□ □ □ □ □ □ □

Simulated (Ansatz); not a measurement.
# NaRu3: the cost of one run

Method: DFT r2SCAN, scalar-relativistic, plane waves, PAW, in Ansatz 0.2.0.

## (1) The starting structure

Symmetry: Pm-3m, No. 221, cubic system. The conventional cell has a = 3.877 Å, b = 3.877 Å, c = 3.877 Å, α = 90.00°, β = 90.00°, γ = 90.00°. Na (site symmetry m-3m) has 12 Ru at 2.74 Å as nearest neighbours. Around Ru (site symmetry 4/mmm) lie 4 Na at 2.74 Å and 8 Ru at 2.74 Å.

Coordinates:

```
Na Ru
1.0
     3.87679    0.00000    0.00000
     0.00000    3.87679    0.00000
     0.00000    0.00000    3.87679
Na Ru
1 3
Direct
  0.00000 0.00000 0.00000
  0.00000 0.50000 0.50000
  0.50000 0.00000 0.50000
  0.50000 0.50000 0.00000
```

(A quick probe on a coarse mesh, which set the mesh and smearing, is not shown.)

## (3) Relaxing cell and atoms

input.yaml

□ □ □ □ □ □ □

Assigned task: The lines from the top of the data above down to the line containing "## (3) Relaxing cell and atoms" are to be copied exactly; no other line should appear.

Task answer:
Simulated (Ansatz); not a measurement.
# NaRu3: the cost of one run

Method: DFT r2SCAN, scalar-relativistic, plane waves, PAW, in Ansatz 0.2.0.

## (1) The starting structure

Symmetry: Pm-3m, No. 221, cubic system. The conventional cell has a = 3.877 Å, b = 3.877 Å, c = 3.877 Å, α = 90.00°, β = 90.00°, γ = 90.00°. Na (site symmetry m-3m) has 12 Ru at 2.74 Å as nearest neighbours. Around Ru (site symmetry 4/mmm) lie 4 Na at 2.74 Å and 8 Ru at 2.74 Å.

Coordinates:

```
Na Ru
1.0
     3.87679    0.00000    0.00000
     0.00000    3.87679    0.00000
     0.00000    0.00000    3.87679
Na Ru
1 3
Direct
  0.00000 0.00000 0.00000
  0.00000 0.50000 0.50000
  0.50000 0.00000 0.50000
  0.50000 0.50000 0.00000
```

(A quick probe on a coarse mesh, which set the mesh and smearing, is not shown.)

## (3) Relaxing cell and atoms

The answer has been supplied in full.